Data provided below:

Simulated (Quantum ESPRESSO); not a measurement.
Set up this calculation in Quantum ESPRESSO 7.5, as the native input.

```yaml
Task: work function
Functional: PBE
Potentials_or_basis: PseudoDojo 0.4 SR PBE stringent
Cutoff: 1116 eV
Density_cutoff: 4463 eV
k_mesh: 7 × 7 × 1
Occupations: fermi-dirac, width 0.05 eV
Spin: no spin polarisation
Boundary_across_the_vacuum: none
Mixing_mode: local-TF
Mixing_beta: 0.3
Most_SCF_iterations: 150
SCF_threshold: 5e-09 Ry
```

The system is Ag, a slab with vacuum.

End of Data provided.

__Task item__:
All of the records above need to be copied exactly.

__Answer box__:
Simulated (Quantum ESPRESSO); not a measurement.
Set up this calculation in Quantum ESPRESSO 7.5, as the native input.

```yaml
Task: work function
Functional: PBE
Potentials_or_basis: PseudoDojo 0.4 SR PBE stringent
Cutoff: 1116 eV
Density_cutoff: 4463 eV
k_mesh: 7 × 7 × 1
Occupations: fermi-dirac, width 0.05 eV
Spin: no spin polarisation
Boundary_across_the_vacuum: none
Mixing_mode: local-TF
Mixing_beta: 0.3
Most_SCF_iterations: 150
SCF_threshold: 5e-09 Ry
```

The system is Ag, a slab with vacuum.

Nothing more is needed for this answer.